# Work request:
Beginning with the first line of the material, set down each line exactly as written, up to and including the line with "Answer: 0.122 eV/Å.".

####################

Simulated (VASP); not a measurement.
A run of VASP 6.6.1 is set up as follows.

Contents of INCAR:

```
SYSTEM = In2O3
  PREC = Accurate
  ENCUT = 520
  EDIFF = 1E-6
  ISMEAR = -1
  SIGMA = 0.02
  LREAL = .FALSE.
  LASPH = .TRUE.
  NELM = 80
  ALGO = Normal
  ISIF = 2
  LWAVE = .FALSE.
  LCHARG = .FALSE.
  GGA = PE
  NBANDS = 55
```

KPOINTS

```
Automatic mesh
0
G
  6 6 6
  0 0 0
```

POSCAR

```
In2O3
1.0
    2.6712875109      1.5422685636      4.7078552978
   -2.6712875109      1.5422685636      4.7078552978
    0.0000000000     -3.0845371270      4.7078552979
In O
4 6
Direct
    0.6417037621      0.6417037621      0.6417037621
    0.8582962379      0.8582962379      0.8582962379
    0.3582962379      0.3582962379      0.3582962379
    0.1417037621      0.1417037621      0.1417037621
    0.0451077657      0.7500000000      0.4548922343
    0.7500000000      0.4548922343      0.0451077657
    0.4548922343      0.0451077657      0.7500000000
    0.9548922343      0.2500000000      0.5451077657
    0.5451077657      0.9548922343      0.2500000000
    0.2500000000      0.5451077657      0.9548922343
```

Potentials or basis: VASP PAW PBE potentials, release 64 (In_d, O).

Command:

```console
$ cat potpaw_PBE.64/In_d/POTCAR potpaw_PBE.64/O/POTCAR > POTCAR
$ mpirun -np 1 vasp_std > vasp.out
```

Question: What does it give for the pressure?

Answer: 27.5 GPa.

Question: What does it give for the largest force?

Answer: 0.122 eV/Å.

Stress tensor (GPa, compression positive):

####################

# Exercise result:
Simulated (VASP); not a measurement.
A run of VASP 6.6.1 is set up as follows.

Contents of INCAR:

```
SYSTEM = In2O3
  PREC = Accurate
  ENCUT = 520
  EDIFF = 1E-6
  ISMEAR = -1
  SIGMA = 0.02
  LREAL = .FALSE.
  LASPH = .TRUE.
  NELM = 80
  ALGO = Normal
  ISIF = 2
  LWAVE = .FALSE.
  LCHARG = .FALSE.
  GGA = PE
  NBANDS = 55
```

KPOINTS

```
Automatic mesh
0
G
  6 6 6
  0 0 0
```

POSCAR

```
In2O3
1.0
    2.6712875109      1.5422685636      4.7078552978
   -2.6712875109      1.5422685636      4.7078552978
    0.0000000000     -3.0845371270      4.7078552979
In O
4 6
Direct
    0.6417037621      0.6417037621      0.6417037621
    0.8582962379      0.8582962379      0.8582962379
    0.3582962379      0.3582962379      0.3582962379
    0.1417037621      0.1417037621      0.1417037621
    0.0451077657      0.7500000000      0.4548922343
    0.7500000000      0.4548922343      0.0451077657
    0.4548922343      0.0451077657      0.7500000000
    0.9548922343      0.2500000000      0.5451077657
    0.5451077657      0.9548922343      0.2500000000
    0.2500000000      0.5451077657      0.9548922343
```

Potentials or basis: VASP PAW PBE potentials, release 64 (In_d, O).

Command:

```console
$ cat potpaw_PBE.64/In_d/POTCAR potpaw_PBE.64/O/POTCAR > POTCAR
$ mpirun -np 1 vasp_std > vasp.out
```

Question: What does it give for the pressure?

Answer: 27.5 GPa.

Question: What does it give for the largest force?

Answer: 0.122 eV/Å.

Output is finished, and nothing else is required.